------------------------------------------------

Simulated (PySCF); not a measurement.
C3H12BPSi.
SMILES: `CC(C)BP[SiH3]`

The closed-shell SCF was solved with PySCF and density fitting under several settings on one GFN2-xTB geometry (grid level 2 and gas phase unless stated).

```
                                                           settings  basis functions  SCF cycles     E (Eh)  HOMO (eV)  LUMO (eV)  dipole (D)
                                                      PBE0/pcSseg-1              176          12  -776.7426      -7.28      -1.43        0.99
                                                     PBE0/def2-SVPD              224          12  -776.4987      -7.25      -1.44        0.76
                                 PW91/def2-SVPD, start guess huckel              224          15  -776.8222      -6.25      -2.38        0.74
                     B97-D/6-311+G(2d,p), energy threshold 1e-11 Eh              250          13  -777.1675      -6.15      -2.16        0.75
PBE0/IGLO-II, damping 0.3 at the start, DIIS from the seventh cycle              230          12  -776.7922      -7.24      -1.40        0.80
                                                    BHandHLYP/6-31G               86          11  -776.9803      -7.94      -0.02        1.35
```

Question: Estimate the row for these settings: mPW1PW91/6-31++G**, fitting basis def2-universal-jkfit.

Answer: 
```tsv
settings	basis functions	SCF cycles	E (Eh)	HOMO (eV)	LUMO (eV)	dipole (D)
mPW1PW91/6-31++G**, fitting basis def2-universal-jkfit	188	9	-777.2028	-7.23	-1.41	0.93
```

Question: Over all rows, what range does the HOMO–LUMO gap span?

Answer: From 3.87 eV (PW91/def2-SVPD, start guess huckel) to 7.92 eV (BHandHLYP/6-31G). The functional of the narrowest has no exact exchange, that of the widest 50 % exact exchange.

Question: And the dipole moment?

------------------------------------------------

● ACTION ITEM: Would you set down all of the entries again, word for word?

● EXPECTED ANSWER:
Simulated (PySCF); not a measurement.
C3H12BPSi.
SMILES: `CC(C)BP[SiH3]`

The closed-shell SCF was solved with PySCF and density fitting under several settings on one GFN2-xTB geometry (grid level 2 and gas phase unless stated).

```
                                                           settings  basis functions  SCF cycles     E (Eh)  HOMO (eV)  LUMO (eV)  dipole (D)
                                                      PBE0/pcSseg-1              176          12  -776.7426      -7.28      -1.43        0.99
                                                     PBE0/def2-SVPD              224          12  -776.4987      -7.25      -1.44        0.76
                                 PW91/def2-SVPD, start guess huckel              224          15  -776.8222      -6.25      -2.38        0.74
                     B97-D/6-311+G(2d,p), energy threshold 1e-11 Eh              250          13  -777.1675      -6.15      -2.16        0.75
PBE0/IGLO-II, damping 0.3 at the start, DIIS from the seventh cycle              230          12  -776.7922      -7.24      -1.40        0.80
                                                    BHandHLYP/6-31G               86          11  -776.9803      -7.94      -0.02        1.35
```

Question: Estimate the row for these settings: mPW1PW91/6-31++G**, fitting basis def2-universal-jkfit.

Answer: 
```tsv
settings	basis functions	SCF cycles	E (Eh)	HOMO (eV)	LUMO (eV)	dipole (D)
mPW1PW91/6-31++G**, fitting basis def2-universal-jkfit	188	9	-777.2028	-7.23	-1.41	0.93
```

Question: Over all rows, what range does the HOMO–LUMO gap span?

Answer: From 3.87 eV (PW91/def2-SVPD, start guess huckel) to 7.92 eV (BHandHLYP/6-31G). The functional of the narrowest has no exact exchange, that of the widest 50 % exact exchange.

Question: And the dipole moment?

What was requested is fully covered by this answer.